Assignment :: Write out the data below exactly, from its first line to the line containing "Alike in both", that line included.

# # # # #

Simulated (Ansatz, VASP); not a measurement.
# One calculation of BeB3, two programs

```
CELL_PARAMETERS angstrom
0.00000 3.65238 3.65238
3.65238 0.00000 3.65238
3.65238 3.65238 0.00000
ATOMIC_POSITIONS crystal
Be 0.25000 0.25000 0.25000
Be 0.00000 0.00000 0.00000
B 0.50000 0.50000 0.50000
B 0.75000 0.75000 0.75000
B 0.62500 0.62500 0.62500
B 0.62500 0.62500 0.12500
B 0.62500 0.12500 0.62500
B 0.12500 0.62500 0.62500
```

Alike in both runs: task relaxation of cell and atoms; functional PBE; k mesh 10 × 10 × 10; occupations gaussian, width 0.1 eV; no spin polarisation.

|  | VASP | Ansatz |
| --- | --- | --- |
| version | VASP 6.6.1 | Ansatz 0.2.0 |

# # # # #

Exercise response ::
Simulated (Ansatz, VASP); not a measurement.
# One calculation of BeB3, two programs

```
CELL_PARAMETERS angstrom
0.00000 3.65238 3.65238
3.65238 0.00000 3.65238
3.65238 3.65238 0.00000
ATOMIC_POSITIONS crystal
Be 0.25000 0.25000 0.25000
Be 0.00000 0.00000 0.00000
B 0.50000 0.50000 0.50000
B 0.75000 0.75000 0.75000
B 0.62500 0.62500 0.62500
B 0.62500 0.62500 0.12500
B 0.62500 0.12500 0.62500
B 0.12500 0.62500 0.62500
```

Alike in both runs: task relaxation of cell and atoms; functional PBE; k mesh 10 × 10 × 10; occupations gaussian, width 0.1 eV; no spin polarisation.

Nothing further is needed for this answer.